Assigned task
Give back the lines of the records exactly, starting at the first and ending at the one with "spin polarisation |".

Records supplied
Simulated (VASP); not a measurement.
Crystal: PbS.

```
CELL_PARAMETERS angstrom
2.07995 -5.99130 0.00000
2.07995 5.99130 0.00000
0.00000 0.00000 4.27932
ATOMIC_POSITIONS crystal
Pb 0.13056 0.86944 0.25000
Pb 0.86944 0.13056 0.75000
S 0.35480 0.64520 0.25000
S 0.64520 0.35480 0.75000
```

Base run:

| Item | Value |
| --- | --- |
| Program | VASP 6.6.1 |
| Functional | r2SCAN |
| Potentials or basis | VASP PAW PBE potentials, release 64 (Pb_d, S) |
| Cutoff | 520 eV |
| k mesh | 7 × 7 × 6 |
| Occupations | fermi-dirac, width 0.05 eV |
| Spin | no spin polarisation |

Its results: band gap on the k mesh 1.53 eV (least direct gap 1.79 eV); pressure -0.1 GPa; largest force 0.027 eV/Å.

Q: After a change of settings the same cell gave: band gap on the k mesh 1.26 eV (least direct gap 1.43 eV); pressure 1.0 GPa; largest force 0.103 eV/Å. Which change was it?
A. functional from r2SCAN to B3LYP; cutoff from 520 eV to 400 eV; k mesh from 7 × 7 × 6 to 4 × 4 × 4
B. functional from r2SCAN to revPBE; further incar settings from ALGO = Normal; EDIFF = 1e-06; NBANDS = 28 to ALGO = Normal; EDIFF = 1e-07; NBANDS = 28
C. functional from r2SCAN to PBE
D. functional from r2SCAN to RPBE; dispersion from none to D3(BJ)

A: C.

Response box
Simulated (VASP); not a measurement.
Crystal: PbS.

```
CELL_PARAMETERS angstrom
2.07995 -5.99130 0.00000
2.07995 5.99130 0.00000
0.00000 0.00000 4.27932
ATOMIC_POSITIONS crystal
Pb 0.13056 0.86944 0.25000
Pb 0.86944 0.13056 0.75000
S 0.35480 0.64520 0.25000
S 0.64520 0.35480 0.75000
```

Base run:

| Item | Value |
| --- | --- |
| Program | VASP 6.6.1 |
| Functional | r2SCAN |
| Potentials or basis | VASP PAW PBE potentials, release 64 (Pb_d, S) |
| Cutoff | 520 eV |
| k mesh | 7 × 7 × 6 |
| Occupations | fermi-dirac, width 0.05 eV |
| Spin | no spin polarisation |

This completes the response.